## TASK ITEM:
A faithful, complete transcription of the listing is required.

(INFORMATION Opens)
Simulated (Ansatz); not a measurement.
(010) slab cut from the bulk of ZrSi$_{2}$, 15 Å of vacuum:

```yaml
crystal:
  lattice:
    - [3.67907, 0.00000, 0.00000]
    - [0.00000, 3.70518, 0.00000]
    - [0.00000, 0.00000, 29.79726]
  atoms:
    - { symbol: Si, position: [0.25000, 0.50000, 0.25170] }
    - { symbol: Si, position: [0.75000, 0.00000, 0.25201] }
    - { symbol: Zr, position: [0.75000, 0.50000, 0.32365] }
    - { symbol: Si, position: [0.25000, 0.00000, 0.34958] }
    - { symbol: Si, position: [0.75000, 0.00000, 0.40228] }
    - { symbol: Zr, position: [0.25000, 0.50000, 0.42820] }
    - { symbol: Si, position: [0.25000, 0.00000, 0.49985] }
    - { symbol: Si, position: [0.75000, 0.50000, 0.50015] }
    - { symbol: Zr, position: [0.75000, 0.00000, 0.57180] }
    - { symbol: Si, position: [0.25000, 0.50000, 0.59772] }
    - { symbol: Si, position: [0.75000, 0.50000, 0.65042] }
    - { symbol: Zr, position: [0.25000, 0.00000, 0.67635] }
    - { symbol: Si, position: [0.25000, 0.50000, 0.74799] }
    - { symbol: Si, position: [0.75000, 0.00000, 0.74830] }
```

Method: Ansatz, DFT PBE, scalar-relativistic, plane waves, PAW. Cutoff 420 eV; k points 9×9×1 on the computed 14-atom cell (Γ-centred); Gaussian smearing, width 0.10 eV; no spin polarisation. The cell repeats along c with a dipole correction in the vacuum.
(INFORMATION Closes)

## WRITTEN ANSWER:
Simulated (Ansatz); not a measurement.
(010) slab cut from the bulk of ZrSi$_{2}$, 15 Å of vacuum:

```yaml
crystal:
  lattice:
    - [3.67907, 0.00000, 0.00000]
    - [0.00000, 3.70518, 0.00000]
    - [0.00000, 0.00000, 29.79726]
  atoms:
    - { symbol: Si, position: [0.25000, 0.50000, 0.25170] }
    - { symbol: Si, position: [0.75000, 0.00000, 0.25201] }
    - { symbol: Zr, position: [0.75000, 0.50000, 0.32365] }
    - { symbol: Si, position: [0.25000, 0.00000, 0.34958] }
    - { symbol: Si, position: [0.75000, 0.00000, 0.40228] }
    - { symbol: Zr, position: [0.25000, 0.50000, 0.42820] }
    - { symbol: Si, position: [0.25000, 0.00000, 0.49985] }
    - { symbol: Si, position: [0.75000, 0.50000, 0.50015] }
    - { symbol: Zr, position: [0.75000, 0.00000, 0.57180] }
    - { symbol: Si, position: [0.25000, 0.50000, 0.59772] }
    - { symbol: Si, position: [0.75000, 0.50000, 0.65042] }
    - { symbol: Zr, position: [0.25000, 0.00000, 0.67635] }
    - { symbol: Si, position: [0.25000, 0.50000, 0.74799] }
    - { symbol: Si, position: [0.75000, 0.00000, 0.74830] }
```

Method: Ansatz, DFT PBE, scalar-relativistic, plane waves, PAW. Cutoff 420 eV; k points 9×9×1 on the computed 14-atom cell (Γ-centred); Gaussian smearing, width 0.10 eV; no spin polarisation. The cell repeats along c with a dipole correction in the vacuum.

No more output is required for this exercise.